= = = = = = =

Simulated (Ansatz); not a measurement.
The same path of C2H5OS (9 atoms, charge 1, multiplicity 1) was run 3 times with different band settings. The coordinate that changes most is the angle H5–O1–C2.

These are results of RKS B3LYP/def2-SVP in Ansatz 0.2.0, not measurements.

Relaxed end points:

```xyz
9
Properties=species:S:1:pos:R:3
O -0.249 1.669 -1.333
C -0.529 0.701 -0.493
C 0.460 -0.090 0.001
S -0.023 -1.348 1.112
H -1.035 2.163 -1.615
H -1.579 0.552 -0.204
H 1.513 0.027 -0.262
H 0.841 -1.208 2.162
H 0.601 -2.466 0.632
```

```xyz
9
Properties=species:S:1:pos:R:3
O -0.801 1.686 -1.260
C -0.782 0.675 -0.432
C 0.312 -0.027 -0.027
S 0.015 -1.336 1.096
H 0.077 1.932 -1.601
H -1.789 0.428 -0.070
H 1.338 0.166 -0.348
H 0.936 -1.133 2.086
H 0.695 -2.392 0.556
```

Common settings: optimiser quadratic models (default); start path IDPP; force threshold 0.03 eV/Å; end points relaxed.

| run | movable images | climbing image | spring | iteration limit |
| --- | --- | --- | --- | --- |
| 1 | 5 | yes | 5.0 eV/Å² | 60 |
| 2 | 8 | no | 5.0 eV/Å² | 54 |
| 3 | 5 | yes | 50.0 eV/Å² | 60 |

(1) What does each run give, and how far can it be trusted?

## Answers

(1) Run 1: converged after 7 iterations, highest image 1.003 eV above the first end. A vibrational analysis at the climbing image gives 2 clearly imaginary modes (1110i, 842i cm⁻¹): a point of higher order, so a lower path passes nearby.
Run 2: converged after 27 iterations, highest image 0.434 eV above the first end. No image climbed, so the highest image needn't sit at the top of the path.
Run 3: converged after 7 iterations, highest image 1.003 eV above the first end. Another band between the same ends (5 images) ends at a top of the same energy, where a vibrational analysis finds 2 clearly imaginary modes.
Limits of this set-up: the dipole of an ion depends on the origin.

= = = = = = =

BRIEF: Please reproduce exactly the lines in the listing above from the one containing "These are results" through the one containing "5.0 eV/Å² | 60 |", both included, and nothing more.

TASK ANSWER:
These are results of RKS B3LYP/def2-SVP in Ansatz 0.2.0, not measurements.

Relaxed end points:

```xyz
9
Properties=species:S:1:pos:R:3
O -0.249 1.669 -1.333
C -0.529 0.701 -0.493
C 0.460 -0.090 0.001
S -0.023 -1.348 1.112
H -1.035 2.163 -1.615
H -1.579 0.552 -0.204
H 1.513 0.027 -0.262
H 0.841 -1.208 2.162
H 0.601 -2.466 0.632
```

```xyz
9
Properties=species:S:1:pos:R:3
O -0.801 1.686 -1.260
C -0.782 0.675 -0.432
C 0.312 -0.027 -0.027
S 0.015 -1.336 1.096
H 0.077 1.932 -1.601
H -1.789 0.428 -0.070
H 1.338 0.166 -0.348
H 0.936 -1.133 2.086
H 0.695 -2.392 0.556
```

Common settings: optimiser quadratic models (default); start path IDPP; force threshold 0.03 eV/Å; end points relaxed.

| run | movable images | climbing image | spring | iteration limit |
| --- | --- | --- | --- | --- |
| 1 | 5 | yes | 5.0 eV/Å² | 60 |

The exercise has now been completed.